# [WORK ORDER]
Line by line, return the data exactly as shown.

# [EXTRACTED RECORDS]
══════════
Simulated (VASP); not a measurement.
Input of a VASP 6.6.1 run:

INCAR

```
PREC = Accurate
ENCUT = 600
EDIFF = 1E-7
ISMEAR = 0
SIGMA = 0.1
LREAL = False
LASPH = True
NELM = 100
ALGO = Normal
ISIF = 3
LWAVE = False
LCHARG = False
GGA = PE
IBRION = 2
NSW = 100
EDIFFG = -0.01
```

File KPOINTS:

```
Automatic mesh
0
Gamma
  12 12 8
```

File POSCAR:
══════════

# [EXERCISE RESULT]
Simulated (VASP); not a measurement.
Input of a VASP 6.6.1 run:

INCAR

```
PREC = Accurate
ENCUT = 600
EDIFF = 1E-7
ISMEAR = 0
SIGMA = 0.1
LREAL = False
LASPH = True
NELM = 100
ALGO = Normal
ISIF = 3
LWAVE = False
LCHARG = False
GGA = PE
IBRION = 2
NSW = 100
EDIFFG = -0.01
```

File KPOINTS:

```
Automatic mesh
0
Gamma
  12 12 8
```

File POSCAR:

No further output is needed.